++++++

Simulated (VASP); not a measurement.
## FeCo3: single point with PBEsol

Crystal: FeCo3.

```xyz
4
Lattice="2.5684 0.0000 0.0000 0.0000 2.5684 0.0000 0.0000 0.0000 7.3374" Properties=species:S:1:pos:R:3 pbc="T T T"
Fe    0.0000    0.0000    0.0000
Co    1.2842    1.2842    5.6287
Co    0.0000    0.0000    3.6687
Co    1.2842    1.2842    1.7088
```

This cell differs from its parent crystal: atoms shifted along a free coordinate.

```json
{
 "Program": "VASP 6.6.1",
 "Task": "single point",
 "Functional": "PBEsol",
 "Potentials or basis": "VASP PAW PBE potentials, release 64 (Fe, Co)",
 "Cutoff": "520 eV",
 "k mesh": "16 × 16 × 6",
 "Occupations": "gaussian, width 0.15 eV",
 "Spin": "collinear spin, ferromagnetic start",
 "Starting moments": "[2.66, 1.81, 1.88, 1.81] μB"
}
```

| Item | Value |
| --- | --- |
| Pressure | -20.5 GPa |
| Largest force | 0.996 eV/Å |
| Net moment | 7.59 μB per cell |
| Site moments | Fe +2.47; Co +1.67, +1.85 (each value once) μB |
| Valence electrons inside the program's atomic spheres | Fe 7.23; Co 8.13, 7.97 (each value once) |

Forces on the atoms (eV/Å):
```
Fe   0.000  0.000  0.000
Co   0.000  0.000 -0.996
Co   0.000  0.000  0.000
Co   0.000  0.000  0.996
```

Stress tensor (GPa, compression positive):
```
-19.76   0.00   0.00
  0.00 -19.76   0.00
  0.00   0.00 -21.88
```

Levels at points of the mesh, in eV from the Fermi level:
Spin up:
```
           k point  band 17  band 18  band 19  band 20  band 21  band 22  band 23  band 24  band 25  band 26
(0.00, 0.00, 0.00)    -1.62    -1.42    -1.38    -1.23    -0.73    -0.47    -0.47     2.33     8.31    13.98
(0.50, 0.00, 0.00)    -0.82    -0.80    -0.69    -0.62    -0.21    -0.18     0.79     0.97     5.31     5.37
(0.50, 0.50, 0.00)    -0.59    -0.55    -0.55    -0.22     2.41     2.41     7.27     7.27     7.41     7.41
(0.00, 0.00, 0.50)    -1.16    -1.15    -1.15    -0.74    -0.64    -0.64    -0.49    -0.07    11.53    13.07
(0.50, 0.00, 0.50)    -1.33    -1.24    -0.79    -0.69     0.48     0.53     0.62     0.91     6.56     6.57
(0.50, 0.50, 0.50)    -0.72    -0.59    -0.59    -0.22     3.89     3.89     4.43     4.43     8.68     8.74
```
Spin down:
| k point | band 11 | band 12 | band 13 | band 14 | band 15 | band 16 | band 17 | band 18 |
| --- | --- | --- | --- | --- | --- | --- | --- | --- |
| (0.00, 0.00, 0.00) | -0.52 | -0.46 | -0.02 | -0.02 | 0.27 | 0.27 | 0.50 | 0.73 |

++++++

### ASSIGNED TASK
What should be returned is the run of lines from the first line of the material through the line containing "Item | Value |", exact and inclusive, and nothing else.

### RESULT
Simulated (VASP); not a measurement.
## FeCo3: single point with PBEsol

Crystal: FeCo3.

```xyz
4
Lattice="2.5684 0.0000 0.0000 0.0000 2.5684 0.0000 0.0000 0.0000 7.3374" Properties=species:S:1:pos:R:3 pbc="T T T"
Fe    0.0000    0.0000    0.0000
Co    1.2842    1.2842    5.6287
Co    0.0000    0.0000    3.6687
Co    1.2842    1.2842    1.7088
```

This cell differs from its parent crystal: atoms shifted along a free coordinate.

```json
{
 "Program": "VASP 6.6.1",
 "Task": "single point",
 "Functional": "PBEsol",
 "Potentials or basis": "VASP PAW PBE potentials, release 64 (Fe, Co)",
 "Cutoff": "520 eV",
 "k mesh": "16 × 16 × 6",
 "Occupations": "gaussian, width 0.15 eV",
 "Spin": "collinear spin, ferromagnetic start",
 "Starting moments": "[2.66, 1.81, 1.88, 1.81] μB"
}
```

| Item | Value |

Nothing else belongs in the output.